**WORK INSTRUCTION:**
Keeping every word the same, return the listing from its first line until the line holding "Notebook, run cell" has been returned as well.

START DATASET EXTRACT

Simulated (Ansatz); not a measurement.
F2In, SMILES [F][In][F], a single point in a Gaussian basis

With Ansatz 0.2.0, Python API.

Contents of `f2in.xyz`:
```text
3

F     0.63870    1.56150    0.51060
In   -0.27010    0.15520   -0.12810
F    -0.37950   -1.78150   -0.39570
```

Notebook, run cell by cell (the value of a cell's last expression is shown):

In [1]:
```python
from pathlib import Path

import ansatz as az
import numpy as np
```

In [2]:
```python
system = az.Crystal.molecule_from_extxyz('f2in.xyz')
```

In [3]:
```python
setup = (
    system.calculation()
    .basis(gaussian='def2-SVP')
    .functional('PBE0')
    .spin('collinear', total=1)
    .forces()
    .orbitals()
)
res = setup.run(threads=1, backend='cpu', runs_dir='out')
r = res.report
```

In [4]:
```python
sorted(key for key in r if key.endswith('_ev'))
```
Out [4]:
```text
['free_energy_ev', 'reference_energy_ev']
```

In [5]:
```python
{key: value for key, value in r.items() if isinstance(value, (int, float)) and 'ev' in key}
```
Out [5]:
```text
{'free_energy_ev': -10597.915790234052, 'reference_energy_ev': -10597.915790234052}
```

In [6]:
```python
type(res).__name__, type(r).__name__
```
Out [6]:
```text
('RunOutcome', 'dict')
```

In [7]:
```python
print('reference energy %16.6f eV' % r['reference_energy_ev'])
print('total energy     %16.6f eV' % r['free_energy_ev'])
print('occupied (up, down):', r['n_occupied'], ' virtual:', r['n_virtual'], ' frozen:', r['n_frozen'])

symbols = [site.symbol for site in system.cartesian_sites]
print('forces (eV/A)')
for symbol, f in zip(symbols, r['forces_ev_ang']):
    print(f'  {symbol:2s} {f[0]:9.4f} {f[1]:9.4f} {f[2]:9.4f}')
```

END DATASET EXTRACT

**RESPONSE:**
Simulated (Ansatz); not a measurement.
F2In, SMILES [F][In][F], a single point in a Gaussian basis

With Ansatz 0.2.0, Python API.

Contents of `f2in.xyz`:
```text
3

F     0.63870    1.56150    0.51060
In   -0.27010    0.15520   -0.12810
F    -0.37950   -1.78150   -0.39570
```

Notebook, run cell by cell (the value of a cell's last expression is shown):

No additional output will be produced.